** MATERIAL PROVIDED follows **
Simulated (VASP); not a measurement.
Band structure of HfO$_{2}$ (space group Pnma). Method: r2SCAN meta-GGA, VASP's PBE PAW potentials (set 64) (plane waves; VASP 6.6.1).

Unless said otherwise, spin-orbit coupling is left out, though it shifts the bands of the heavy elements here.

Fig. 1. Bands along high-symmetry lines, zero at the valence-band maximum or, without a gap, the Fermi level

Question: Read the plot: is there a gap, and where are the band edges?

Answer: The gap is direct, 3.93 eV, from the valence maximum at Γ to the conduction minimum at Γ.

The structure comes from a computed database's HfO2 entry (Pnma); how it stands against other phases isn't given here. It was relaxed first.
** End of MATERIAL PROVIDED **

- **TASK ITEM**:
Each entry above needs to be duplicated verbatim.

- **RESPONSE AREA**:
Simulated (VASP); not a measurement.
Band structure of HfO$_{2}$ (space group Pnma). Method: r2SCAN meta-GGA, VASP's PBE PAW potentials (set 64) (plane waves; VASP 6.6.1).

Unless said otherwise, spin-orbit coupling is left out, though it shifts the bands of the heavy elements here.

Fig. 1. Bands along high-symmetry lines, zero at the valence-band maximum or, without a gap, the Fermi level

Question: Read the plot: is there a gap, and where are the band edges?

Answer: The gap is direct, 3.93 eV, from the valence maximum at Γ to the conduction minimum at Γ.

The structure comes from a computed database's HfO2 entry (Pnma); how it stands against other phases isn't given here. It was relaxed first.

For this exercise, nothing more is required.